EXERCISE - Please reproduce verbatim the lines below, from the first through the one with "A: No, the gap on the 6×6×6 mesh is 1.04 eV.".

-- Opening Marker --
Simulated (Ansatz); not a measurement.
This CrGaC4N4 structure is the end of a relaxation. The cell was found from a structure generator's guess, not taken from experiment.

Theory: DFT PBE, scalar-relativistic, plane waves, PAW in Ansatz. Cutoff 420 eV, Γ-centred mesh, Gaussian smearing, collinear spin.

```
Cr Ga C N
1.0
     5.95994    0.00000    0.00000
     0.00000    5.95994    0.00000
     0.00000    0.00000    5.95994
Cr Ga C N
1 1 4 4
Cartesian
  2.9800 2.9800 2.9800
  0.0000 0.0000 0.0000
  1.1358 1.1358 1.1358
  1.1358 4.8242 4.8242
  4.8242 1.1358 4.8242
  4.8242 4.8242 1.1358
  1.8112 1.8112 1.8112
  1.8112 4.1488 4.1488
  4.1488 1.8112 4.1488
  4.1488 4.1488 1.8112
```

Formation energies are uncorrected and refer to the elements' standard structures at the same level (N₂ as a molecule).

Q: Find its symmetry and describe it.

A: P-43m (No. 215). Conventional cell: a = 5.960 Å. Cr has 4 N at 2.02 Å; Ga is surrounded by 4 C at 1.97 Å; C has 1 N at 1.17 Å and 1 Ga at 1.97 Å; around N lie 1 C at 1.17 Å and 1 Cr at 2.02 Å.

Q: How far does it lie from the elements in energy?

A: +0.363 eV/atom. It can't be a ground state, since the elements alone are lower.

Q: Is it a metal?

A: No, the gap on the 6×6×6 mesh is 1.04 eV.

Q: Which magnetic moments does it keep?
-- Closing Marker --

TASK OUTPUT -
Simulated (Ansatz); not a measurement.
This CrGaC4N4 structure is the end of a relaxation. The cell was found from a structure generator's guess, not taken from experiment.

Theory: DFT PBE, scalar-relativistic, plane waves, PAW in Ansatz. Cutoff 420 eV, Γ-centred mesh, Gaussian smearing, collinear spin.

```
Cr Ga C N
1.0
     5.95994    0.00000    0.00000
     0.00000    5.95994    0.00000
     0.00000    0.00000    5.95994
Cr Ga C N
1 1 4 4
Cartesian
  2.9800 2.9800 2.9800
  0.0000 0.0000 0.0000
  1.1358 1.1358 1.1358
  1.1358 4.8242 4.8242
  4.8242 1.1358 4.8242
  4.8242 4.8242 1.1358
  1.8112 1.8112 1.8112
  1.8112 4.1488 4.1488
  4.1488 1.8112 4.1488
  4.1488 4.1488 1.8112
```

Formation energies are uncorrected and refer to the elements' standard structures at the same level (N₂ as a molecule).

Q: Find its symmetry and describe it.

A: P-43m (No. 215). Conventional cell: a = 5.960 Å. Cr has 4 N at 2.02 Å; Ga is surrounded by 4 C at 1.97 Å; C has 1 N at 1.17 Å and 1 Ga at 1.97 Å; around N lie 1 C at 1.17 Å and 1 Cr at 2.02 Å.

Q: How far does it lie from the elements in energy?

A: +0.363 eV/atom. It can't be a ground state, since the elements alone are lower.

Q: Is it a metal?

A: No, the gap on the 6×6×6 mesh is 1.04 eV.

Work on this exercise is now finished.